### Task item
Retyping the entries exactly is all that is required.

### Data excerpts
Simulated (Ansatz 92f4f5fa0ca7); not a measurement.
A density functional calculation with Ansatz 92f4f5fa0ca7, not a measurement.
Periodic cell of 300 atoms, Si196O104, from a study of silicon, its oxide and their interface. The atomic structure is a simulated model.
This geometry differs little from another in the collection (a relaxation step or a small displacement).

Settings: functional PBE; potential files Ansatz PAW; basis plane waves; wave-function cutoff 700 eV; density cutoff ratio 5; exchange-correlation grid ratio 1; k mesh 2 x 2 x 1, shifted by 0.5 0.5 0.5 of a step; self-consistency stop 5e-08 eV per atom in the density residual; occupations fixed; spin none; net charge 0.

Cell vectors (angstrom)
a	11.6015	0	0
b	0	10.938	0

### Result
Simulated (Ansatz 92f4f5fa0ca7); not a measurement.
A density functional calculation with Ansatz 92f4f5fa0ca7, not a measurement.
Periodic cell of 300 atoms, Si196O104, from a study of silicon, its oxide and their interface. The atomic structure is a simulated model.
This geometry differs little from another in the collection (a relaxation step or a small displacement).

Settings: functional PBE; potential files Ansatz PAW; basis plane waves; wave-function cutoff 700 eV; density cutoff ratio 5; exchange-correlation grid ratio 1; k mesh 2 x 2 x 1, shifted by 0.5 0.5 0.5 of a step; self-consistency stop 5e-08 eV per atom in the density residual; occupations fixed; spin none; net charge 0.

Cell vectors (angstrom)
a	11.6015	0	0
b	0	10.938	0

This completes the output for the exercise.